Brief: Return all of the lines below exactly as they are.

+---+

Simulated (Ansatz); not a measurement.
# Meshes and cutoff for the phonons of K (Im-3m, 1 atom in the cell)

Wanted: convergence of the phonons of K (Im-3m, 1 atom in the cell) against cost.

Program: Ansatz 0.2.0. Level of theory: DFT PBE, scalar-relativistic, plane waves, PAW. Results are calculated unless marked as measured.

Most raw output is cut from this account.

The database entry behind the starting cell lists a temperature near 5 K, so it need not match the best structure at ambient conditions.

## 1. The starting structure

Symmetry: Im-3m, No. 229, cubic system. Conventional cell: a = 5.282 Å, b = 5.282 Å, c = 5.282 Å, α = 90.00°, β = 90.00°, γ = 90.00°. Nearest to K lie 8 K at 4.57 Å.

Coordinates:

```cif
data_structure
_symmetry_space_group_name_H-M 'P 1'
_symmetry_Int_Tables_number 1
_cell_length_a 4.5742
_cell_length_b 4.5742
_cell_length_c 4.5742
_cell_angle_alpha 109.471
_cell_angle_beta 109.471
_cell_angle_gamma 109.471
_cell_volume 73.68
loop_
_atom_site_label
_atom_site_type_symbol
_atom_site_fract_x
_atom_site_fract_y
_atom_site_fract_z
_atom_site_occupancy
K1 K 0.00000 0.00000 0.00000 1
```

+---+

Answer box:
Simulated (Ansatz); not a measurement.
# Meshes and cutoff for the phonons of K (Im-3m, 1 atom in the cell)

Wanted: convergence of the phonons of K (Im-3m, 1 atom in the cell) against cost.

Program: Ansatz 0.2.0. Level of theory: DFT PBE, scalar-relativistic, plane waves, PAW. Results are calculated unless marked as measured.

Most raw output is cut from this account.

The database entry behind the starting cell lists a temperature near 5 K, so it need not match the best structure at ambient conditions.

## 1. The starting structure

Symmetry: Im-3m, No. 229, cubic system. Conventional cell: a = 5.282 Å, b = 5.282 Å, c = 5.282 Å, α = 90.00°, β = 90.00°, γ = 90.00°. Nearest to K lie 8 K at 4.57 Å.

Coordinates:

```cif
data_structure
_symmetry_space_group_name_H-M 'P 1'
_symmetry_Int_Tables_number 1
_cell_length_a 4.5742
_cell_length_b 4.5742
_cell_length_c 4.5742
_cell_angle_alpha 109.471
_cell_angle_beta 109.471
_cell_angle_gamma 109.471
_cell_volume 73.68
loop_
_atom_site_label
_atom_site_type_symbol
_atom_site_fract_x
_atom_site_fract_y
_atom_site_fract_z
_atom_site_occupancy
K1 K 0.00000 0.00000 0.00000 1
```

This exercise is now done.